> BRIEF:
Until you reach the line containing "Run time: 76", reproduce each line of the listing exactly, please, and include that line as well.

> LISTED ENTRIES:
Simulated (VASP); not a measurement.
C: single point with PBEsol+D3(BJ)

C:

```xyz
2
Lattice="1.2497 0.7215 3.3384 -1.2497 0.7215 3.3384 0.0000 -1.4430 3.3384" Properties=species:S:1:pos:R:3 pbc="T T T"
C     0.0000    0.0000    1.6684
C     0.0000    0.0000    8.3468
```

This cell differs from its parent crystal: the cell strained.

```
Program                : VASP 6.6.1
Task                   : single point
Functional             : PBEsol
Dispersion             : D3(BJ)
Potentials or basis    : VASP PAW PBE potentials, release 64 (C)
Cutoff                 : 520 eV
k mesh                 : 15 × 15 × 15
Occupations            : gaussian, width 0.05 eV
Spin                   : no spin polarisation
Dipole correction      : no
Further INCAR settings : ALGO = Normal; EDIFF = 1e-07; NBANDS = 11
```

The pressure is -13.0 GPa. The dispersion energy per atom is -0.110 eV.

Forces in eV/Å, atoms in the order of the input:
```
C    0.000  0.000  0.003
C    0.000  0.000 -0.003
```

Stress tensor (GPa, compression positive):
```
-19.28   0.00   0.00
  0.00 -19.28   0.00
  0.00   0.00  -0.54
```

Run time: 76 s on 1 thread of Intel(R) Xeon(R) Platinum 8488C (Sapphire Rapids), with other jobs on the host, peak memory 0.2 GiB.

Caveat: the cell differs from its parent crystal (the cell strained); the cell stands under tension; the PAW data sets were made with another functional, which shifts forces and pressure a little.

> RESPONSE:
Simulated (VASP); not a measurement.
C: single point with PBEsol+D3(BJ)

C:

```xyz
2
Lattice="1.2497 0.7215 3.3384 -1.2497 0.7215 3.3384 0.0000 -1.4430 3.3384" Properties=species:S:1:pos:R:3 pbc="T T T"
C     0.0000    0.0000    1.6684
C     0.0000    0.0000    8.3468
```

This cell differs from its parent crystal: the cell strained.

```
Program                : VASP 6.6.1
Task                   : single point
Functional             : PBEsol
Dispersion             : D3(BJ)
Potentials or basis    : VASP PAW PBE potentials, release 64 (C)
Cutoff                 : 520 eV
k mesh                 : 15 × 15 × 15
Occupations            : gaussian, width 0.05 eV
Spin                   : no spin polarisation
Dipole correction      : no
Further INCAR settings : ALGO = Normal; EDIFF = 1e-07; NBANDS = 11
```

The pressure is -13.0 GPa. The dispersion energy per atom is -0.110 eV.

Forces in eV/Å, atoms in the order of the input:
```
C    0.000  0.000  0.003
C    0.000  0.000 -0.003
```

Stress tensor (GPa, compression positive):
```
-19.28   0.00   0.00
  0.00 -19.28   0.00
  0.00   0.00  -0.54
```

Run time: 76 s on 1 thread of Intel(R) Xeon(R) Platinum 8488C (Sapphire Rapids), with other jobs on the host, peak memory 0.2 GiB.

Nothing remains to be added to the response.